■ **Requirement**
Every line of the records below from the line with "Cu Kα1 powder" up to and including the line with "Answer: A. Its" must be reproduced exactly, and no line outside that range.

■ **Excerpted data**
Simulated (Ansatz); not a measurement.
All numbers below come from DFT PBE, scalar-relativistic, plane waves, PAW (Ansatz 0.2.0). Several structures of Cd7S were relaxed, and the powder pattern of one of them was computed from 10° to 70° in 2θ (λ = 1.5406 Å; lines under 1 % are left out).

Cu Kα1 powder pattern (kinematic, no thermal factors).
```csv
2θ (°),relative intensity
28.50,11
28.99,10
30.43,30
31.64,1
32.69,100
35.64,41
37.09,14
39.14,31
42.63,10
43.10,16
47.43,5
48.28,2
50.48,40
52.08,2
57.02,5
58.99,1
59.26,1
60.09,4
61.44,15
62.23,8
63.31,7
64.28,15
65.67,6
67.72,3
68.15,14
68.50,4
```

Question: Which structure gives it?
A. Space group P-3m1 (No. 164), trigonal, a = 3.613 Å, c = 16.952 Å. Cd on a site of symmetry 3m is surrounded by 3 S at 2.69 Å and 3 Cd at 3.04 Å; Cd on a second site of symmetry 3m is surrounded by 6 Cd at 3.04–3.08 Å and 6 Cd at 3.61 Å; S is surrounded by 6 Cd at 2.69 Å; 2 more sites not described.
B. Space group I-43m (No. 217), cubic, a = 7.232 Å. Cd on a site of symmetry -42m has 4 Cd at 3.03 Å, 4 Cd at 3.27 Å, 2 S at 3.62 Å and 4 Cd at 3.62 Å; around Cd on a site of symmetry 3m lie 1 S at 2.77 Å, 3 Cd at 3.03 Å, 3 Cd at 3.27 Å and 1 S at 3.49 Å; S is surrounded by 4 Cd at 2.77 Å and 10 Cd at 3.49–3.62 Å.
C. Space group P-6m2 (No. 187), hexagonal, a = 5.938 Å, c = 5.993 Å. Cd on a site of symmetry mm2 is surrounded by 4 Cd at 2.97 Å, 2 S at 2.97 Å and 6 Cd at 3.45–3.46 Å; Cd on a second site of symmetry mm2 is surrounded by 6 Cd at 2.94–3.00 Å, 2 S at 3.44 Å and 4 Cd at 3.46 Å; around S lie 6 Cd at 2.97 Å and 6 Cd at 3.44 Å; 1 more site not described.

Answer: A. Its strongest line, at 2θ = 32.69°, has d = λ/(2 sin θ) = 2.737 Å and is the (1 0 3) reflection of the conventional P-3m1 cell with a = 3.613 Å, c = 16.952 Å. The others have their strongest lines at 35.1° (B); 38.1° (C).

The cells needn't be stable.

■ **Exercise response**
Cu Kα1 powder pattern (kinematic, no thermal factors).
```csv
2θ (°),relative intensity
28.50,11
28.99,10
30.43,30
31.64,1
32.69,100
35.64,41
37.09,14
39.14,31
42.63,10
43.10,16
47.43,5
48.28,2
50.48,40
52.08,2
57.02,5
58.99,1
59.26,1
60.09,4
61.44,15
62.23,8
63.31,7
64.28,15
65.67,6
67.72,3
68.15,14
68.50,4
```

Question: Which structure gives it?
A. Space group P-3m1 (No. 164), trigonal, a = 3.613 Å, c = 16.952 Å. Cd on a site of symmetry 3m is surrounded by 3 S at 2.69 Å and 3 Cd at 3.04 Å; Cd on a second site of symmetry 3m is surrounded by 6 Cd at 3.04–3.08 Å and 6 Cd at 3.61 Å; S is surrounded by 6 Cd at 2.69 Å; 2 more sites not described.
B. Space group I-43m (No. 217), cubic, a = 7.232 Å. Cd on a site of symmetry -42m has 4 Cd at 3.03 Å, 4 Cd at 3.27 Å, 2 S at 3.62 Å and 4 Cd at 3.62 Å; around Cd on a site of symmetry 3m lie 1 S at 2.77 Å, 3 Cd at 3.03 Å, 3 Cd at 3.27 Å and 1 S at 3.49 Å; S is surrounded by 4 Cd at 2.77 Å and 10 Cd at 3.49–3.62 Å.
C. Space group P-6m2 (No. 187), hexagonal, a = 5.938 Å, c = 5.993 Å. Cd on a site of symmetry mm2 is surrounded by 4 Cd at 2.97 Å, 2 S at 2.97 Å and 6 Cd at 3.45–3.46 Å; Cd on a second site of symmetry mm2 is surrounded by 6 Cd at 2.94–3.00 Å, 2 S at 3.44 Å and 4 Cd at 3.46 Å; around S lie 6 Cd at 2.97 Å and 6 Cd at 3.44 Å; 1 more site not described.

Answer: A. Its strongest line, at 2θ = 32.69°, has d = λ/(2 sin θ) = 2.737 Å and is the (1 0 3) reflection of the conventional P-3m1 cell with a = 3.613 Å, c = 16.952 Å. The others have their strongest lines at 35.1° (B); 38.1° (C).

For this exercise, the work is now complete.